(Beginning of Supplied records)

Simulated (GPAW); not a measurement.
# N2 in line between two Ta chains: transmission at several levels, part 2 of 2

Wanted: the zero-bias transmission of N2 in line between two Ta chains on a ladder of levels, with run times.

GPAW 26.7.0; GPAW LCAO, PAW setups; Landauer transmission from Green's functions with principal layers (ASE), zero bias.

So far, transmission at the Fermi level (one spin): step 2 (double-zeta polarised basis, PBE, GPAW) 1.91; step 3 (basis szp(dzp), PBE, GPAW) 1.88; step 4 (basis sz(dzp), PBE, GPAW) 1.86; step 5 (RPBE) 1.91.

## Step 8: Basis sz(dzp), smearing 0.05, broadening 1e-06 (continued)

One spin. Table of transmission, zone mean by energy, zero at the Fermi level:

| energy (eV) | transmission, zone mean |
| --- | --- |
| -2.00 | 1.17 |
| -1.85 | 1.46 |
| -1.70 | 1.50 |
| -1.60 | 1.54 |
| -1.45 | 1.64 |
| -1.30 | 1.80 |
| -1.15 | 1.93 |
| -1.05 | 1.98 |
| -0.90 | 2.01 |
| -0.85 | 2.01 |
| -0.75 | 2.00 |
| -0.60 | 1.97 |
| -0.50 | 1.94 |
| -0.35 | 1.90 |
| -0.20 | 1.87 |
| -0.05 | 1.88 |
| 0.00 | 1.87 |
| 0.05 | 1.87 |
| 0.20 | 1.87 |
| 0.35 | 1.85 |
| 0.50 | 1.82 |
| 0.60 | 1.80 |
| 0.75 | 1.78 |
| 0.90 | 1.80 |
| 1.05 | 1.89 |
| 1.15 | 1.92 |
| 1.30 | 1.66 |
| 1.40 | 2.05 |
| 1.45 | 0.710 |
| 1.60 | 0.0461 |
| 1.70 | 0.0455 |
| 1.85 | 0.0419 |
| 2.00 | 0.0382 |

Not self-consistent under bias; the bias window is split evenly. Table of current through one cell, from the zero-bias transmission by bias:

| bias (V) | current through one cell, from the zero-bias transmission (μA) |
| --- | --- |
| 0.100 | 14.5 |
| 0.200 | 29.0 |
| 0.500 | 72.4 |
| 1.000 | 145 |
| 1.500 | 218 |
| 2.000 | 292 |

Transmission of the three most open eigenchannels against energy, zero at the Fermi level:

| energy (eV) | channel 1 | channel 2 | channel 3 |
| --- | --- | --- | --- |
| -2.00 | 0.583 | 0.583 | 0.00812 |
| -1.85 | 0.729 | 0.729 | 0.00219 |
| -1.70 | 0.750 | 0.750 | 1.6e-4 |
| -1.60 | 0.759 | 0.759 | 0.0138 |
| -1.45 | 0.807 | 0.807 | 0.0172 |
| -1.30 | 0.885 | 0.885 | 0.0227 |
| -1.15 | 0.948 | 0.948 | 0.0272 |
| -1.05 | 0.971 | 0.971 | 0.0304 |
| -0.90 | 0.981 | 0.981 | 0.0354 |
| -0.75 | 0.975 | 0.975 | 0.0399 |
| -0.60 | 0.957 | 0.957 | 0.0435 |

(End of Supplied records)

### Requirement
Lines from the start of the records through the one containing "So far, transmission" are what should be retyped, exactly and in full, both ends included.

### Reply
Simulated (GPAW); not a measurement.
# N2 in line between two Ta chains: transmission at several levels, part 2 of 2

Wanted: the zero-bias transmission of N2 in line between two Ta chains on a ladder of levels, with run times.

GPAW 26.7.0; GPAW LCAO, PAW setups; Landauer transmission from Green's functions with principal layers (ASE), zero bias.

So far, transmission at the Fermi level (one spin): step 2 (double-zeta polarised basis, PBE, GPAW) 1.91; step 3 (basis szp(dzp), PBE, GPAW) 1.88; step 4 (basis sz(dzp), PBE, GPAW) 1.86; step 5 (RPBE) 1.91.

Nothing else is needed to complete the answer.